▶ **REQUIREMENT**
Every line from the beginning of the data through the line containing "(2) 1.67 eV, indirect" should be reproduced exactly, and no further lines should be output.

BEGIN

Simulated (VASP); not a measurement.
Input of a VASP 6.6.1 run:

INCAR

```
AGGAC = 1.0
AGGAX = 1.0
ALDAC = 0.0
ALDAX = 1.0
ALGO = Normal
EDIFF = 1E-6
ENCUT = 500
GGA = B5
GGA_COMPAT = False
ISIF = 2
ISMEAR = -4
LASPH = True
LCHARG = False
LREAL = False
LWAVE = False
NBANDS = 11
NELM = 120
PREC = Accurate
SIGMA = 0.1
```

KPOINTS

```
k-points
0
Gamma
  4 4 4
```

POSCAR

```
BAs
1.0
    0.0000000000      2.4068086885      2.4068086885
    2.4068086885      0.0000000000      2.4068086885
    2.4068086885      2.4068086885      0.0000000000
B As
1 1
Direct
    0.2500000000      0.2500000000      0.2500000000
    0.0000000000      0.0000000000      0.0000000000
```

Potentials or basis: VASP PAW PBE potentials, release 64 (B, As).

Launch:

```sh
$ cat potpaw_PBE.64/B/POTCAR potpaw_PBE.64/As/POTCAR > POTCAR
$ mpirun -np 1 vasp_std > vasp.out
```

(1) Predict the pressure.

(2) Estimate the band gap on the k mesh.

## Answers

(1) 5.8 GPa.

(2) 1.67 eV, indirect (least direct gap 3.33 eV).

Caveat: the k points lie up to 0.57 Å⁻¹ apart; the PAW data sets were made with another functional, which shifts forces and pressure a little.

END

▶ **TASK RESULT**
Simulated (VASP); not a measurement.
Input of a VASP 6.6.1 run:

INCAR

```
AGGAC = 1.0
AGGAX = 1.0
ALDAC = 0.0
ALDAX = 1.0
ALGO = Normal
EDIFF = 1E-6
ENCUT = 500
GGA = B5
GGA_COMPAT = False
ISIF = 2
ISMEAR = -4
LASPH = True
LCHARG = False
LREAL = False
LWAVE = False
NBANDS = 11
NELM = 120
PREC = Accurate
SIGMA = 0.1
```

KPOINTS

```
k-points
0
Gamma
  4 4 4
```

POSCAR

```
BAs
1.0
    0.0000000000      2.4068086885      2.4068086885
    2.4068086885      0.0000000000      2.4068086885
    2.4068086885      2.4068086885      0.0000000000
B As
1 1
Direct
    0.2500000000      0.2500000000      0.2500000000
    0.0000000000      0.0000000000      0.0000000000
```

Potentials or basis: VASP PAW PBE potentials, release 64 (B, As).

Launch:

```sh
$ cat potpaw_PBE.64/B/POTCAR potpaw_PBE.64/As/POTCAR > POTCAR
$ mpirun -np 1 vasp_std > vasp.out
```

(1) Predict the pressure.

(2) Estimate the band gap on the k mesh.

## Answers

(1) 5.8 GPa.

(2) 1.67 eV, indirect (least direct gap 3.33 eV).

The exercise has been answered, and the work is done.